════════════════════

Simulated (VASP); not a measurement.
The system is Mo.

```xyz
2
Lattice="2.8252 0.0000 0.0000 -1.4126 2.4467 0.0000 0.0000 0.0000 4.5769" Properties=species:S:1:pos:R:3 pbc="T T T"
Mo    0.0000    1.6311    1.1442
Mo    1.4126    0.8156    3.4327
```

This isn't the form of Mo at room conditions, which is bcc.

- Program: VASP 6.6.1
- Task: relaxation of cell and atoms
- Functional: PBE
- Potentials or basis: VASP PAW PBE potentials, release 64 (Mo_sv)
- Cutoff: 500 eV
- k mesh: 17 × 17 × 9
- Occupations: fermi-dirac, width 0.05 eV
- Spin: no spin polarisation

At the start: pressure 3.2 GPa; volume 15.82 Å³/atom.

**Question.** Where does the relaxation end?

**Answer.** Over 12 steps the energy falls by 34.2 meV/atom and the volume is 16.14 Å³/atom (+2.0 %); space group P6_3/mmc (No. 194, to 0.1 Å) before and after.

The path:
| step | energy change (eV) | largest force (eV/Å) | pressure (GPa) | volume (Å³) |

════════════════════

Requirement: Each record needs to be copied out again, letter for letter.

Exercise answer:
Simulated (VASP); not a measurement.
The system is Mo.

```xyz
2
Lattice="2.8252 0.0000 0.0000 -1.4126 2.4467 0.0000 0.0000 0.0000 4.5769" Properties=species:S:1:pos:R:3 pbc="T T T"
Mo    0.0000    1.6311    1.1442
Mo    1.4126    0.8156    3.4327
```

This isn't the form of Mo at room conditions, which is bcc.

- Program: VASP 6.6.1
- Task: relaxation of cell and atoms
- Functional: PBE
- Potentials or basis: VASP PAW PBE potentials, release 64 (Mo_sv)
- Cutoff: 500 eV
- k mesh: 17 × 17 × 9
- Occupations: fermi-dirac, width 0.05 eV
- Spin: no spin polarisation

At the start: pressure 3.2 GPa; volume 15.82 Å³/atom.

**Question.** Where does the relaxation end?

**Answer.** Over 12 steps the energy falls by 34.2 meV/atom and the volume is 16.14 Å³/atom (+2.0 %); space group P6_3/mmc (No. 194, to 0.1 Å) before and after.

The path:
| step | energy change (eV) | largest force (eV/Å) | pressure (GPa) | volume (Å³) |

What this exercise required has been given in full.